#### Entries shown
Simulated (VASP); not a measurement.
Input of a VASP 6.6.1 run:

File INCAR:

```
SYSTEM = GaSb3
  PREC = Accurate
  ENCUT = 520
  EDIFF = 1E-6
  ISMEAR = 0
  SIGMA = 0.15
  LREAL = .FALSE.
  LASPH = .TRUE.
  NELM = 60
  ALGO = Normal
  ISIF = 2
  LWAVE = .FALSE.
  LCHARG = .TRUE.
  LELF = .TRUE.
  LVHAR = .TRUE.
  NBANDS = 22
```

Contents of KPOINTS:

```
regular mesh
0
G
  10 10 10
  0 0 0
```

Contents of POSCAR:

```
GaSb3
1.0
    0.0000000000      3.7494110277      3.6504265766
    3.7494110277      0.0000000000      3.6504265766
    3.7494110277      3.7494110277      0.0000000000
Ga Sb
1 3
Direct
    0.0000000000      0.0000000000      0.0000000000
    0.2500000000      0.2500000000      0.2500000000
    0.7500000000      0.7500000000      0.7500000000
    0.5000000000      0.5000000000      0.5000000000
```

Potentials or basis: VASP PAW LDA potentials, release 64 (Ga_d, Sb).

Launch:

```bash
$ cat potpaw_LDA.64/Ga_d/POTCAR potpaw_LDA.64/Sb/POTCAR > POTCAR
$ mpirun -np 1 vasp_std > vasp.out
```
########

Assigned task:
Every line of the listing should be repeated exactly.

Written solution:
Simulated (VASP); not a measurement.
Input of a VASP 6.6.1 run:

File INCAR:

```
SYSTEM = GaSb3
  PREC = Accurate
  ENCUT = 520
  EDIFF = 1E-6
  ISMEAR = 0
  SIGMA = 0.15
  LREAL = .FALSE.
  LASPH = .TRUE.
  NELM = 60
  ALGO = Normal
  ISIF = 2
  LWAVE = .FALSE.
  LCHARG = .TRUE.
  LELF = .TRUE.
  LVHAR = .TRUE.
  NBANDS = 22
```

Contents of KPOINTS:

```
regular mesh
0
G
  10 10 10
  0 0 0
```

Contents of POSCAR:

```
GaSb3
1.0
    0.0000000000      3.7494110277      3.6504265766
    3.7494110277      0.0000000000      3.6504265766
    3.7494110277      3.7494110277      0.0000000000
Ga Sb
1 3
Direct
    0.0000000000      0.0000000000      0.0000000000
    0.2500000000      0.2500000000      0.2500000000
    0.7500000000      0.7500000000      0.7500000000
    0.5000000000      0.5000000000      0.5000000000
```

Potentials or basis: VASP PAW LDA potentials, release 64 (Ga_d, Sb).

Launch:

```bash
$ cat potpaw_LDA.64/Ga_d/POTCAR potpaw_LDA.64/Sb/POTCAR > POTCAR
$ mpirun -np 1 vasp_std > vasp.out
```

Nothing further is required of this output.